Segment Open

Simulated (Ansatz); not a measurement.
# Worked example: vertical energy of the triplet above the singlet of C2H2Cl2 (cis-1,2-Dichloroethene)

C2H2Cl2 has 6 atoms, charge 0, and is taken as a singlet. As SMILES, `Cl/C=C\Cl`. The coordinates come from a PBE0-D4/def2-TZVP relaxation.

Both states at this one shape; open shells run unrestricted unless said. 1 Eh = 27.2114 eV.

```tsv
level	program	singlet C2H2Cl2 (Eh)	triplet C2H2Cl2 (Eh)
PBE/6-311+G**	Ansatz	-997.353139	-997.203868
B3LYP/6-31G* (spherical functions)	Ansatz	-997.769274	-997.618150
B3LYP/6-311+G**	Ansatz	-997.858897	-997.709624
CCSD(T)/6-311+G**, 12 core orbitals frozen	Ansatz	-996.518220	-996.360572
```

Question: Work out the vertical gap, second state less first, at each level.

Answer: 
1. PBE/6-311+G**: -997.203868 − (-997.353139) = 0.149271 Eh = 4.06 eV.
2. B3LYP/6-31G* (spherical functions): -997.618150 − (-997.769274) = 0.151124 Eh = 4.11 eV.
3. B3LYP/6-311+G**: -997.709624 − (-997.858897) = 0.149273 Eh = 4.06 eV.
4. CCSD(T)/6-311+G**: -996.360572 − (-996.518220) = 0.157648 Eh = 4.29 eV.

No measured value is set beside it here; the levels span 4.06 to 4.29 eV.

Segment Closed

| WORK INSTRUCTION |
Look back at the entries above and repeat, unchanged, every line from the line holding "2. B3LYP/6-31G* (spherical" through the line holding "4. CCSD(T)/6-311+G**: -996.360572".

| RESPONSE AREA |
2. B3LYP/6-31G* (spherical functions): -997.618150 − (-997.769274) = 0.151124 Eh = 4.11 eV.
3. B3LYP/6-311+G**: -997.709624 − (-997.858897) = 0.149273 Eh = 4.06 eV.
4. CCSD(T)/6-311+G**: -996.360572 − (-996.518220) = 0.157648 Eh = 4.29 eV.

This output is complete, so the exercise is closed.